Copy exactly the lines of the material below, starting with the first and including the line that holds "Alike in both".

> **Dataset records**:
+++
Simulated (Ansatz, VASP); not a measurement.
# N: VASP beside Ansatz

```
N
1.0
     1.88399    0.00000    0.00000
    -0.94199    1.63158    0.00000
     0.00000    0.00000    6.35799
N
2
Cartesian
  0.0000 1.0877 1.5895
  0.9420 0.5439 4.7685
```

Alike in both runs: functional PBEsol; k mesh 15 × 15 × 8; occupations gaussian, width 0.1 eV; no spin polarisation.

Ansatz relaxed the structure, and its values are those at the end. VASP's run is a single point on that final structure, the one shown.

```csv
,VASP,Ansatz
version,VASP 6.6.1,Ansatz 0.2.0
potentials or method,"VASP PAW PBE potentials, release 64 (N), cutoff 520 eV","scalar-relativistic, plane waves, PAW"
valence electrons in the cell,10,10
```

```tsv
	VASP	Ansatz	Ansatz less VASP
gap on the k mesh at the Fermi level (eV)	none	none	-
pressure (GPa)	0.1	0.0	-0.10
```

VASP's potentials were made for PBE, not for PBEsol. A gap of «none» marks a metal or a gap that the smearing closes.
+++

> **Task output**:
Simulated (Ansatz, VASP); not a measurement.
# N: VASP beside Ansatz

```
N
1.0
     1.88399    0.00000    0.00000
    -0.94199    1.63158    0.00000
     0.00000    0.00000    6.35799
N
2
Cartesian
  0.0000 1.0877 1.5895
  0.9420 0.5439 4.7685
```

Alike in both runs: functional PBEsol; k mesh 15 × 15 × 8; occupations gaussian, width 0.1 eV; no spin polarisation.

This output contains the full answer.